# # # # # # #

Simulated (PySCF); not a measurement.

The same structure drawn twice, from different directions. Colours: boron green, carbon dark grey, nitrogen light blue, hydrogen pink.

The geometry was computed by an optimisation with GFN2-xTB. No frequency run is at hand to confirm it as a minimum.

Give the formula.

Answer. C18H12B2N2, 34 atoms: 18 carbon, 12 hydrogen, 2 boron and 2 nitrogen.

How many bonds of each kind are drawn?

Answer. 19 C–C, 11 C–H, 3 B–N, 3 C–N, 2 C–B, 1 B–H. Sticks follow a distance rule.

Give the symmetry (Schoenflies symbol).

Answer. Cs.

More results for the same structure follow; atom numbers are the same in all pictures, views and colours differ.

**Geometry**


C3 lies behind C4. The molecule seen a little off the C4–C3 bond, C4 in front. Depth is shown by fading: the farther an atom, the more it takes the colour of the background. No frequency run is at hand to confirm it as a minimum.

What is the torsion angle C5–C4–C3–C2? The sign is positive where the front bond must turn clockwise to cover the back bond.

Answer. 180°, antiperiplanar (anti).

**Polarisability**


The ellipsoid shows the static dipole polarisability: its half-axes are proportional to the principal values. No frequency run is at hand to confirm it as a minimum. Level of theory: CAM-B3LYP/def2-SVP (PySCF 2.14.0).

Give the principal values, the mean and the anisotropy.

# # # # # # #

## [Assigned task]
Could you give the records again, exactly as they appear?

## [Reply]
Simulated (PySCF); not a measurement.

The same structure drawn twice, from different directions. Colours: boron green, carbon dark grey, nitrogen light blue, hydrogen pink.

The geometry was computed by an optimisation with GFN2-xTB. No frequency run is at hand to confirm it as a minimum.

Give the formula.

Answer. C18H12B2N2, 34 atoms: 18 carbon, 12 hydrogen, 2 boron and 2 nitrogen.

How many bonds of each kind are drawn?

Answer. 19 C–C, 11 C–H, 3 B–N, 3 C–N, 2 C–B, 1 B–H. Sticks follow a distance rule.

Give the symmetry (Schoenflies symbol).

Answer. Cs.

More results for the same structure follow; atom numbers are the same in all pictures, views and colours differ.

**Geometry**


C3 lies behind C4. The molecule seen a little off the C4–C3 bond, C4 in front. Depth is shown by fading: the farther an atom, the more it takes the colour of the background. No frequency run is at hand to confirm it as a minimum.

What is the torsion angle C5–C4–C3–C2? The sign is positive where the front bond must turn clockwise to cover the back bond.

Answer. 180°, antiperiplanar (anti).

**Polarisability**


The ellipsoid shows the static dipole polarisability: its half-axes are proportional to the principal values. No frequency run is at hand to confirm it as a minimum. Level of theory: CAM-B3LYP/def2-SVP (PySCF 2.14.0).

Give the principal values, the mean and the anisotropy.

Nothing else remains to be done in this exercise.